**ASSIGNMENT**
Repeat the stretch of entries below from the line with "All numbers are" through the line with "It takes space". Include both ends and add nothing.

**ENTRIES SUPPLIED**
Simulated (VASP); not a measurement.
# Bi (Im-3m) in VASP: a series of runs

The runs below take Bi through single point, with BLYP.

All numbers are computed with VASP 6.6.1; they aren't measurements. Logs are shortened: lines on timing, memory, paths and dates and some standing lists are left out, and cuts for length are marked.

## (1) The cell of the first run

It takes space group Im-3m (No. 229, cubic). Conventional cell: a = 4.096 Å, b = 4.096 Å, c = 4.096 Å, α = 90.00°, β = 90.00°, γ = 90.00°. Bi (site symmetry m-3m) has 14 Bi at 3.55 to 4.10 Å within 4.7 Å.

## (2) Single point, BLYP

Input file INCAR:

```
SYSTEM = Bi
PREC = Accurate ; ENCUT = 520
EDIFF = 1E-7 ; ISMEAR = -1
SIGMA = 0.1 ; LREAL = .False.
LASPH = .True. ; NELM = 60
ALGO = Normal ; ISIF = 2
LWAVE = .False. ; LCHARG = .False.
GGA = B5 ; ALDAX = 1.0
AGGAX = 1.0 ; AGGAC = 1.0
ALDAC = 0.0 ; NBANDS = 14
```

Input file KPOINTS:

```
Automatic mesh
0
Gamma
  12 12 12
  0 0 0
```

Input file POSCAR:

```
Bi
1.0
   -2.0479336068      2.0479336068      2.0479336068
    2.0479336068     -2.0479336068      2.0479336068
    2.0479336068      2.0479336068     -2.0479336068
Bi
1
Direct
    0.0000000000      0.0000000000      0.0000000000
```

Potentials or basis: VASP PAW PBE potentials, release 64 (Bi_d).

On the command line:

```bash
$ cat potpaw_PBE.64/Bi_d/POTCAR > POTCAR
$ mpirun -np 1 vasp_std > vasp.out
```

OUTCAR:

**RESPONSE AREA**
All numbers are computed with VASP 6.6.1; they aren't measurements. Logs are shortened: lines on timing, memory, paths and dates and some standing lists are left out, and cuts for length are marked.

## (1) The cell of the first run

It takes space group Im-3m (No. 229, cubic). Conventional cell: a = 4.096 Å, b = 4.096 Å, c = 4.096 Å, α = 90.00°, β = 90.00°, γ = 90.00°. Bi (site symmetry m-3m) has 14 Bi at 3.55 to 4.10 Å within 4.7 Å.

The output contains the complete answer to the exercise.